• **BRIEF**
In your reply, reproduce the lines from the first one below to the line containing "Answer: (a) 2.51; (b) 155.7.", inclusive, exactly as they stand.

___ SOURCE DATA ___

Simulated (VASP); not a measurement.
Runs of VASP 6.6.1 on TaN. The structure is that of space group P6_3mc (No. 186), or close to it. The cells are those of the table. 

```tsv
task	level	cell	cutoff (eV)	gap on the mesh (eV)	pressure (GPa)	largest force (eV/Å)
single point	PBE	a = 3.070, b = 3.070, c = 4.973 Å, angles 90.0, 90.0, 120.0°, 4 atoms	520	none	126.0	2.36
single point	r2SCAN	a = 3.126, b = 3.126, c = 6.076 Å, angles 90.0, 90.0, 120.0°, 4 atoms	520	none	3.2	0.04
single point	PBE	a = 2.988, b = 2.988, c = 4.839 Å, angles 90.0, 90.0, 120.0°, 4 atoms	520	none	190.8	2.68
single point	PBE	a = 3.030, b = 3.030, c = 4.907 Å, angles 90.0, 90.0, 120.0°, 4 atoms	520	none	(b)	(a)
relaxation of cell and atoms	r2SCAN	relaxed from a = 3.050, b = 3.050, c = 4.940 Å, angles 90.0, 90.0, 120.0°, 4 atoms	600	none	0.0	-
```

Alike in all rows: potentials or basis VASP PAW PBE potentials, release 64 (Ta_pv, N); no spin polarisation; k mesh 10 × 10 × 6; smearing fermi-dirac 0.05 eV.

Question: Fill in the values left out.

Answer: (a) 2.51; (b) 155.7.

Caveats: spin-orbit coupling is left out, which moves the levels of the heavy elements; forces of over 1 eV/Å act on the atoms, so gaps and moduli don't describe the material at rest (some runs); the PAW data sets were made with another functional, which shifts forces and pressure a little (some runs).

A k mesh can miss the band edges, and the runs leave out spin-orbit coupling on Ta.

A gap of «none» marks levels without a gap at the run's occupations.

___

• **ANSWER BOX**
Simulated (VASP); not a measurement.
Runs of VASP 6.6.1 on TaN. The structure is that of space group P6_3mc (No. 186), or close to it. The cells are those of the table. 

```tsv
task	level	cell	cutoff (eV)	gap on the mesh (eV)	pressure (GPa)	largest force (eV/Å)
single point	PBE	a = 3.070, b = 3.070, c = 4.973 Å, angles 90.0, 90.0, 120.0°, 4 atoms	520	none	126.0	2.36
single point	r2SCAN	a = 3.126, b = 3.126, c = 6.076 Å, angles 90.0, 90.0, 120.0°, 4 atoms	520	none	3.2	0.04
single point	PBE	a = 2.988, b = 2.988, c = 4.839 Å, angles 90.0, 90.0, 120.0°, 4 atoms	520	none	190.8	2.68
single point	PBE	a = 3.030, b = 3.030, c = 4.907 Å, angles 90.0, 90.0, 120.0°, 4 atoms	520	none	(b)	(a)
relaxation of cell and atoms	r2SCAN	relaxed from a = 3.050, b = 3.050, c = 4.940 Å, angles 90.0, 90.0, 120.0°, 4 atoms	600	none	0.0	-
```

Alike in all rows: potentials or basis VASP PAW PBE potentials, release 64 (Ta_pv, N); no spin polarisation; k mesh 10 × 10 × 6; smearing fermi-dirac 0.05 eV.

Question: Fill in the values left out.

Answer: (a) 2.51; (b) 155.7.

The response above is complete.